______________________________

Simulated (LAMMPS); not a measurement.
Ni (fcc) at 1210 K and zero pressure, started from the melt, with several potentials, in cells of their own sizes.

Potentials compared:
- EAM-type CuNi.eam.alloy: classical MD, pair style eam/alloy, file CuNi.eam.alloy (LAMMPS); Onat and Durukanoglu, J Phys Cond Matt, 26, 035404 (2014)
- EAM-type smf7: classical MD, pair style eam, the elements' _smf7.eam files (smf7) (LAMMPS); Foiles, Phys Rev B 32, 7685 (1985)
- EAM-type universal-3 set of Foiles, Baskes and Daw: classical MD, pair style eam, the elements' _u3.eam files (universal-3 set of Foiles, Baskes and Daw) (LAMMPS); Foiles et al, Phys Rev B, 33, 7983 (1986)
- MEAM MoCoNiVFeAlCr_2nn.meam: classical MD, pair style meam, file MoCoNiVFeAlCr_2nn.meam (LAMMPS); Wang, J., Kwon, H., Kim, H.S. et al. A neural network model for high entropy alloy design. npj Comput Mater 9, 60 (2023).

______________________________

▶ **Action item**: Write out only the lines that run from the line containing "Ni (fcc) at" through the line containing "- EAM-type universal-3", both included, exactly as they appear above.

▶ **Reply**:
Ni (fcc) at 1210 K and zero pressure, started from the melt, with several potentials, in cells of their own sizes.

Potentials compared:
- EAM-type CuNi.eam.alloy: classical MD, pair style eam/alloy, file CuNi.eam.alloy (LAMMPS); Onat and Durukanoglu, J Phys Cond Matt, 26, 035404 (2014)
- EAM-type smf7: classical MD, pair style eam, the elements' _smf7.eam files (smf7) (LAMMPS); Foiles, Phys Rev B 32, 7685 (1985)
- EAM-type universal-3 set of Foiles, Baskes and Daw: classical MD, pair style eam, the elements' _u3.eam files (universal-3 set of Foiles, Baskes and Daw) (LAMMPS); Foiles et al, Phys Rev B, 33, 7983 (1986)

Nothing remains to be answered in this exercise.